| BRIEF |
Each record that follows must be given again without alteration.

| DATA SUPPLIED |
'''
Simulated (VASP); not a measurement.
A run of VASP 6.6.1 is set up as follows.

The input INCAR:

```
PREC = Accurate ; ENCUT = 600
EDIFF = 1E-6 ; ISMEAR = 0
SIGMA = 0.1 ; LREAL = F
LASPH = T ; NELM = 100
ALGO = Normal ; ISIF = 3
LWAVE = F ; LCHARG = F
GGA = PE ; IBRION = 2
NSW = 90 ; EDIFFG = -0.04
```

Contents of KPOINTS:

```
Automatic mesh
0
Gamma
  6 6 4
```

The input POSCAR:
'''

| EXERCISE OUTPUT |
Simulated (VASP); not a measurement.
A run of VASP 6.6.1 is set up as follows.

The input INCAR:

```
PREC = Accurate ; ENCUT = 600
EDIFF = 1E-6 ; ISMEAR = 0
SIGMA = 0.1 ; LREAL = F
LASPH = T ; NELM = 100
ALGO = Normal ; ISIF = 3
LWAVE = F ; LCHARG = F
GGA = PE ; IBRION = 2
NSW = 90 ; EDIFFG = -0.04
```

Contents of KPOINTS:

```
Automatic mesh
0
Gamma
  6 6 4
```

The input POSCAR:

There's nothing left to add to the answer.